Segment Start: Entries provided

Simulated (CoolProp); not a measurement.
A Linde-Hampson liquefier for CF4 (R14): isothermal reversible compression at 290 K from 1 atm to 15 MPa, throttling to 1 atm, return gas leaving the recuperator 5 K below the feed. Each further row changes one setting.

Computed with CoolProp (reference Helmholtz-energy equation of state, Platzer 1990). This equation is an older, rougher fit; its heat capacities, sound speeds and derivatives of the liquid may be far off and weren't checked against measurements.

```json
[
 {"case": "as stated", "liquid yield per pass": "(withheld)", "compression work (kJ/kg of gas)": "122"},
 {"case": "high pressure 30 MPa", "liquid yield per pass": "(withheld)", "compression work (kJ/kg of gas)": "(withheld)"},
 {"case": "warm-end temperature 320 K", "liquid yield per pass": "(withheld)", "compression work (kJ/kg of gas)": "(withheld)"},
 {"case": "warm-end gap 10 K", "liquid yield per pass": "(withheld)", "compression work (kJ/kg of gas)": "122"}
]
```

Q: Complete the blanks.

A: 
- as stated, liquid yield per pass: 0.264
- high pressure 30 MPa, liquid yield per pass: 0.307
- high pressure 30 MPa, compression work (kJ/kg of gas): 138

Segment End: Entries provided

● Task item: Copy each entry exactly, with nothing added or dropped.

● Expected answer:
Simulated (CoolProp); not a measurement.
A Linde-Hampson liquefier for CF4 (R14): isothermal reversible compression at 290 K from 1 atm to 15 MPa, throttling to 1 atm, return gas leaving the recuperator 5 K below the feed. Each further row changes one setting.

Computed with CoolProp (reference Helmholtz-energy equation of state, Platzer 1990). This equation is an older, rougher fit; its heat capacities, sound speeds and derivatives of the liquid may be far off and weren't checked against measurements.

```json
[
 {"case": "as stated", "liquid yield per pass": "(withheld)", "compression work (kJ/kg of gas)": "122"},
 {"case": "high pressure 30 MPa", "liquid yield per pass": "(withheld)", "compression work (kJ/kg of gas)": "(withheld)"},
 {"case": "warm-end temperature 320 K", "liquid yield per pass": "(withheld)", "compression work (kJ/kg of gas)": "(withheld)"},
 {"case": "warm-end gap 10 K", "liquid yield per pass": "(withheld)", "compression work (kJ/kg of gas)": "122"}
]
```

Q: Complete the blanks.

A: 
- as stated, liquid yield per pass: 0.264
- high pressure 30 MPa, liquid yield per pass: 0.307
- high pressure 30 MPa, compression work (kJ/kg of gas): 138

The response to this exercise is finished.